*Requirement*
The answer must match the listing exactly, with every line written out again.

+++ Information given

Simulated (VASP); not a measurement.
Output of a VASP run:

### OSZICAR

++++++

*Written solution*
Simulated (VASP); not a measurement.
Output of a VASP run:

### OSZICAR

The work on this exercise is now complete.